TASK ITEM: Output each record below exactly, and include all of them.

RECORDED DATA:
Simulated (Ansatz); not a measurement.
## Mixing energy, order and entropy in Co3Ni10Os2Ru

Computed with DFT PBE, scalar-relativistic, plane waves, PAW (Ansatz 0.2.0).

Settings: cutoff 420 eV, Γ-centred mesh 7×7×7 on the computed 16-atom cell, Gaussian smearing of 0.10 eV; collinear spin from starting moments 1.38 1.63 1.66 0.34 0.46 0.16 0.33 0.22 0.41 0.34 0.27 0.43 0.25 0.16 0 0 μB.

YOUR SOLUTION:
Simulated (Ansatz); not a measurement.
## Mixing energy, order and entropy in Co3Ni10Os2Ru

Computed with DFT PBE, scalar-relativistic, plane waves, PAW (Ansatz 0.2.0).

Settings: cutoff 420 eV, Γ-centred mesh 7×7×7 on the computed 16-atom cell, Gaussian smearing of 0.10 eV; collinear spin from starting moments 1.38 1.63 1.66 0.34 0.46 0.16 0.33 0.22 0.41 0.34 0.27 0.43 0.25 0.16 0 0 μB.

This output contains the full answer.